#### Action item
Line by line, transcribe the data shown below.

#### Given data
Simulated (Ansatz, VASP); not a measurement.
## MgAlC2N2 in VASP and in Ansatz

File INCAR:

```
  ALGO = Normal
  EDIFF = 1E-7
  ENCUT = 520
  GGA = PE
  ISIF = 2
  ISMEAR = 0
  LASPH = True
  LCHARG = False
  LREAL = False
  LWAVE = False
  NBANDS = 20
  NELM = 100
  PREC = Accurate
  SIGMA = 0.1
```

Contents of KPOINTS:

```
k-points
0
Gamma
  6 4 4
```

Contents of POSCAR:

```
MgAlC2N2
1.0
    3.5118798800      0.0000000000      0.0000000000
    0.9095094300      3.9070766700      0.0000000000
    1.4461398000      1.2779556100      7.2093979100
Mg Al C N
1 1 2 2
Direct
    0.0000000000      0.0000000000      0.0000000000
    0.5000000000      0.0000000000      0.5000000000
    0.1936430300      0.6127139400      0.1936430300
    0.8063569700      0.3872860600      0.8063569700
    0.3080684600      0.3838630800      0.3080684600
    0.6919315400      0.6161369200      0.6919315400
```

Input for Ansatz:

#### Written response
Simulated (Ansatz, VASP); not a measurement.
## MgAlC2N2 in VASP and in Ansatz

File INCAR:

```
  ALGO = Normal
  EDIFF = 1E-7
  ENCUT = 520
  GGA = PE
  ISIF = 2
  ISMEAR = 0
  LASPH = True
  LCHARG = False
  LREAL = False
  LWAVE = False
  NBANDS = 20
  NELM = 100
  PREC = Accurate
  SIGMA = 0.1
```

Contents of KPOINTS:

```
k-points
0
Gamma
  6 4 4
```

Contents of POSCAR:

```
MgAlC2N2
1.0
    3.5118798800      0.0000000000      0.0000000000
    0.9095094300      3.9070766700      0.0000000000
    1.4461398000      1.2779556100      7.2093979100
Mg Al C N
1 1 2 2
Direct
    0.0000000000      0.0000000000      0.0000000000
    0.5000000000      0.0000000000      0.5000000000
    0.1936430300      0.6127139400      0.1936430300
    0.8063569700      0.3872860600      0.8063569700
    0.3080684600      0.3838630800      0.3080684600
    0.6919315400      0.6161369200      0.6919315400
```

Input for Ansatz:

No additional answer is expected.